- [Work instruction]:
Every record has to be written out exactly, with no line missing.

Data excerpts Block Start
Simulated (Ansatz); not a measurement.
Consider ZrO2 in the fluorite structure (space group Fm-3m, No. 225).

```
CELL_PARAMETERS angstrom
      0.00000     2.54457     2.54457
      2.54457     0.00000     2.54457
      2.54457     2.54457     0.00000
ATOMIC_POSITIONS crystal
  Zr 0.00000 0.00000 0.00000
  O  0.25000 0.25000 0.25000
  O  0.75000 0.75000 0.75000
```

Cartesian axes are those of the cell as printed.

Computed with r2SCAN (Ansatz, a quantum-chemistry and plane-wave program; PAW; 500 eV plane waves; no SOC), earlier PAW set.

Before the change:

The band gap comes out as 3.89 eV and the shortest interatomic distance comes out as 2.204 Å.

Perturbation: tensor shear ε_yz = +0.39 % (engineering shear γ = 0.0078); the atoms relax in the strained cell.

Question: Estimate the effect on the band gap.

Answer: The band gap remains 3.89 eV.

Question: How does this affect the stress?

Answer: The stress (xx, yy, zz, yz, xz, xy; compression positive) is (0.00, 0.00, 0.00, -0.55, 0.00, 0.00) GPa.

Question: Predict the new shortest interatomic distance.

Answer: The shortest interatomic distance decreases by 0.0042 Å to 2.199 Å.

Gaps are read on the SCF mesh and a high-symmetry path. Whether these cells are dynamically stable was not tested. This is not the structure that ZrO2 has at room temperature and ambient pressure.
Data excerpts Block End

- [Task response]:
Simulated (Ansatz); not a measurement.
Consider ZrO2 in the fluorite structure (space group Fm-3m, No. 225).

```
CELL_PARAMETERS angstrom
      0.00000     2.54457     2.54457
      2.54457     0.00000     2.54457
      2.54457     2.54457     0.00000
ATOMIC_POSITIONS crystal
  Zr 0.00000 0.00000 0.00000
  O  0.25000 0.25000 0.25000
  O  0.75000 0.75000 0.75000
```

Cartesian axes are those of the cell as printed.

Computed with r2SCAN (Ansatz, a quantum-chemistry and plane-wave program; PAW; 500 eV plane waves; no SOC), earlier PAW set.

Before the change:

The band gap comes out as 3.89 eV and the shortest interatomic distance comes out as 2.204 Å.

Perturbation: tensor shear ε_yz = +0.39 % (engineering shear γ = 0.0078); the atoms relax in the strained cell.

Question: Estimate the effect on the band gap.

Answer: The band gap remains 3.89 eV.

Question: How does this affect the stress?

Answer: The stress (xx, yy, zz, yz, xz, xy; compression positive) is (0.00, 0.00, 0.00, -0.55, 0.00, 0.00) GPa.

Question: Predict the new shortest interatomic distance.

Answer: The shortest interatomic distance decreases by 0.0042 Å to 2.199 Å.

Gaps are read on the SCF mesh and a high-symmetry path. Whether these cells are dynamically stable was not tested. This is not the structure that ZrO2 has at room temperature and ambient pressure.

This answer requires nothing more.